**EXERCISE**. From first line to last, output the records below exactly.

**ENTRIES PROVIDED**.
--- START ---
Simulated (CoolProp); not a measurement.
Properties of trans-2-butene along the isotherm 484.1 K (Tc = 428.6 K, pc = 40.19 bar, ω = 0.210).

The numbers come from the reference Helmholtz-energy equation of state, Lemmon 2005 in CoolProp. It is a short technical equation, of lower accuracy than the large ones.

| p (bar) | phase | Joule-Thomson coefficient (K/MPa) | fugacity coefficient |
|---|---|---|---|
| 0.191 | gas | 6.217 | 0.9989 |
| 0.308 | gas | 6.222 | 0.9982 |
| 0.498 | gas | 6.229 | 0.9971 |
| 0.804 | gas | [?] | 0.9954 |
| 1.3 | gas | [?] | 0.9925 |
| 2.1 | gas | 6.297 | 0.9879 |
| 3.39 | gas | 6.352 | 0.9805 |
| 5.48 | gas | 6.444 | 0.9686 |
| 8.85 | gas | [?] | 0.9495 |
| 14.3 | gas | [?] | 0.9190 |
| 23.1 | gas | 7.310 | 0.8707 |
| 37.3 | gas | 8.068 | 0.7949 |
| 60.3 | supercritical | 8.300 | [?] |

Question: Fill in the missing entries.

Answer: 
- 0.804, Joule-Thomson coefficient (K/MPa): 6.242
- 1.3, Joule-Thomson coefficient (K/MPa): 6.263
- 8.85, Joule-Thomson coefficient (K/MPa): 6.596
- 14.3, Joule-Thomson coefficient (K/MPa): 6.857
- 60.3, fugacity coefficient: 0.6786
--- END ---

**WRITTEN SOLUTION**.
Simulated (CoolProp); not a measurement.
Properties of trans-2-butene along the isotherm 484.1 K (Tc = 428.6 K, pc = 40.19 bar, ω = 0.210).

The numbers come from the reference Helmholtz-energy equation of state, Lemmon 2005 in CoolProp. It is a short technical equation, of lower accuracy than the large ones.

| p (bar) | phase | Joule-Thomson coefficient (K/MPa) | fugacity coefficient |
|---|---|---|---|
| 0.191 | gas | 6.217 | 0.9989 |
| 0.308 | gas | 6.222 | 0.9982 |
| 0.498 | gas | 6.229 | 0.9971 |
| 0.804 | gas | [?] | 0.9954 |
| 1.3 | gas | [?] | 0.9925 |
| 2.1 | gas | 6.297 | 0.9879 |
| 3.39 | gas | 6.352 | 0.9805 |
| 5.48 | gas | 6.444 | 0.9686 |
| 8.85 | gas | [?] | 0.9495 |
| 14.3 | gas | [?] | 0.9190 |
| 23.1 | gas | 7.310 | 0.8707 |
| 37.3 | gas | 8.068 | 0.7949 |
| 60.3 | supercritical | 8.300 | [?] |

Question: Fill in the missing entries.

Answer: 
- 0.804, Joule-Thomson coefficient (K/MPa): 6.242
- 1.3, Joule-Thomson coefficient (K/MPa): 6.263
- 8.85, Joule-Thomson coefficient (K/MPa): 6.596
- 14.3, Joule-Thomson coefficient (K/MPa): 6.857
- 60.3, fugacity coefficient: 0.6786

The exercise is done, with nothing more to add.